- _PROVIDED MATERIAL_
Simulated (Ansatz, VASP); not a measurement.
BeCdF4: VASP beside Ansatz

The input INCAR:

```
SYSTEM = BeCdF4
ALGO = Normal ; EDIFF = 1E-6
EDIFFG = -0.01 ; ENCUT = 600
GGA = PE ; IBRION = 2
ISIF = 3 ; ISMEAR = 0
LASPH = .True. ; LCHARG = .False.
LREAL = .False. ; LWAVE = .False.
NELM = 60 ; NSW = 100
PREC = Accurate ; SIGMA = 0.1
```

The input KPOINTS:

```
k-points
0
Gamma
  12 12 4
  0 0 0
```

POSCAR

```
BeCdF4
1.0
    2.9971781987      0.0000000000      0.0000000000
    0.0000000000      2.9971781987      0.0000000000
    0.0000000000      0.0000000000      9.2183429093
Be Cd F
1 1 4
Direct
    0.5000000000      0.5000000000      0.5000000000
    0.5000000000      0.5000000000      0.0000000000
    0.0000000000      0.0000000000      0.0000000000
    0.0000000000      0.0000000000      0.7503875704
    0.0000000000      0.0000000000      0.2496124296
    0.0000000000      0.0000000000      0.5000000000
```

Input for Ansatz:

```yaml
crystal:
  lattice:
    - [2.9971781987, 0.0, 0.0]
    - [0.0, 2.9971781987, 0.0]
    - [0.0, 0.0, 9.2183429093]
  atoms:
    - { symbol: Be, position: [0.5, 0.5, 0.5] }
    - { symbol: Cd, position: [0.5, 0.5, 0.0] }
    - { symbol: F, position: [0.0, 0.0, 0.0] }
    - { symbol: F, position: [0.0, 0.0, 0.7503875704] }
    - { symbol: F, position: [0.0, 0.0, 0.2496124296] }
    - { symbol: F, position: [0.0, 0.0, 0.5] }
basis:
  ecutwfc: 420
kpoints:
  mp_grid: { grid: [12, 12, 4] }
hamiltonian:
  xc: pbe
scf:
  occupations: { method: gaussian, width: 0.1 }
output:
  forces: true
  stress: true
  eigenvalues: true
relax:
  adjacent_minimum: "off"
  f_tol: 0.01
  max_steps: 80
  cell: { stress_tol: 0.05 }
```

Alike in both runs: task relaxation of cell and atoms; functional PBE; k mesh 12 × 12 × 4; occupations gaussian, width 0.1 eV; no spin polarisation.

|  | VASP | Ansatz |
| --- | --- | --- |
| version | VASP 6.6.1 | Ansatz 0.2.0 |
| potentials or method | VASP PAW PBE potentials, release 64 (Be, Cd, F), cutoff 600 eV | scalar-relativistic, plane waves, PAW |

- _TASK ITEM_
Send back exactly, with nothing added, the lines from the first line of the material above through the line holding "Ansatz 0.2.0 |"; both ends are included.

- _EXERCISE ANSWER_
Simulated (Ansatz, VASP); not a measurement.
BeCdF4: VASP beside Ansatz

The input INCAR:

```
SYSTEM = BeCdF4
ALGO = Normal ; EDIFF = 1E-6
EDIFFG = -0.01 ; ENCUT = 600
GGA = PE ; IBRION = 2
ISIF = 3 ; ISMEAR = 0
LASPH = .True. ; LCHARG = .False.
LREAL = .False. ; LWAVE = .False.
NELM = 60 ; NSW = 100
PREC = Accurate ; SIGMA = 0.1
```

The input KPOINTS:

```
k-points
0
Gamma
  12 12 4
  0 0 0
```

POSCAR

```
BeCdF4
1.0
    2.9971781987      0.0000000000      0.0000000000
    0.0000000000      2.9971781987      0.0000000000
    0.0000000000      0.0000000000      9.2183429093
Be Cd F
1 1 4
Direct
    0.5000000000      0.5000000000      0.5000000000
    0.5000000000      0.5000000000      0.0000000000
    0.0000000000      0.0000000000      0.0000000000
    0.0000000000      0.0000000000      0.7503875704
    0.0000000000      0.0000000000      0.2496124296
    0.0000000000      0.0000000000      0.5000000000
```

Input for Ansatz:

```yaml
crystal:
  lattice:
    - [2.9971781987, 0.0, 0.0]
    - [0.0, 2.9971781987, 0.0]
    - [0.0, 0.0, 9.2183429093]
  atoms:
    - { symbol: Be, position: [0.5, 0.5, 0.5] }
    - { symbol: Cd, position: [0.5, 0.5, 0.0] }
    - { symbol: F, position: [0.0, 0.0, 0.0] }
    - { symbol: F, position: [0.0, 0.0, 0.7503875704] }
    - { symbol: F, position: [0.0, 0.0, 0.2496124296] }
    - { symbol: F, position: [0.0, 0.0, 0.5] }
basis:
  ecutwfc: 420
kpoints:
  mp_grid: { grid: [12, 12, 4] }
hamiltonian:
  xc: pbe
scf:
  occupations: { method: gaussian, width: 0.1 }
output:
  forces: true
  stress: true
  eigenvalues: true
relax:
  adjacent_minimum: "off"
  f_tol: 0.01
  max_steps: 80
  cell: { stress_tol: 0.05 }
```

Alike in both runs: task relaxation of cell and atoms; functional PBE; k mesh 12 × 12 × 4; occupations gaussian, width 0.1 eV; no spin polarisation.

|  | VASP | Ansatz |
| --- | --- | --- |
| version | VASP 6.6.1 | Ansatz 0.2.0 |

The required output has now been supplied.